• **AVAILABLE DATA**
[Start of section]

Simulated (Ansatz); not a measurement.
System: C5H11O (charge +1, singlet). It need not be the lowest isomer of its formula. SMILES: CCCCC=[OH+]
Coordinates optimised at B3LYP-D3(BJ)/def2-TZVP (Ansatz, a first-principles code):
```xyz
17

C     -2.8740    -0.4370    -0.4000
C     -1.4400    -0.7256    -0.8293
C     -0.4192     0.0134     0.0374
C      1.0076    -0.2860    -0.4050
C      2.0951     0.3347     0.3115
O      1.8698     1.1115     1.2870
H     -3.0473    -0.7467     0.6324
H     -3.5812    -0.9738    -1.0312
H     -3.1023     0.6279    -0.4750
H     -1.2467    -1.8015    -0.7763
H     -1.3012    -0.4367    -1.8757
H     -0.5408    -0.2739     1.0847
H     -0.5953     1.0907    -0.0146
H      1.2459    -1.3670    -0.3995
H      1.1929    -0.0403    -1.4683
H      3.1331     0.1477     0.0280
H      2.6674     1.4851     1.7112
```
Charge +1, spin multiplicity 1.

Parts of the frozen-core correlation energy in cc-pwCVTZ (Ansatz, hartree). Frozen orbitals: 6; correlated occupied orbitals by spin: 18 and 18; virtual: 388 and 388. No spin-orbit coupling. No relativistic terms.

[End of section]

• **WORK ITEM**
Set all of the records down again, exactly as they stand.

• **REPLY**
Simulated (Ansatz); not a measurement.
System: C5H11O (charge +1, singlet). It need not be the lowest isomer of its formula. SMILES: CCCCC=[OH+]
Coordinates optimised at B3LYP-D3(BJ)/def2-TZVP (Ansatz, a first-principles code):
```xyz
17

C     -2.8740    -0.4370    -0.4000
C     -1.4400    -0.7256    -0.8293
C     -0.4192     0.0134     0.0374
C      1.0076    -0.2860    -0.4050
C      2.0951     0.3347     0.3115
O      1.8698     1.1115     1.2870
H     -3.0473    -0.7467     0.6324
H     -3.5812    -0.9738    -1.0312
H     -3.1023     0.6279    -0.4750
H     -1.2467    -1.8015    -0.7763
H     -1.3012    -0.4367    -1.8757
H     -0.5408    -0.2739     1.0847
H     -0.5953     1.0907    -0.0146
H      1.2459    -1.3670    -0.3995
H      1.1929    -0.0403    -1.4683
H      3.1331     0.1477     0.0280
H      2.6674     1.4851     1.7112
```
Charge +1, spin multiplicity 1.

Parts of the frozen-core correlation energy in cc-pwCVTZ (Ansatz, hartree). Frozen orbitals: 6; correlated occupied orbitals by spin: 18 and 18; virtual: 388 and 388. No spin-orbit coupling. No relativistic terms.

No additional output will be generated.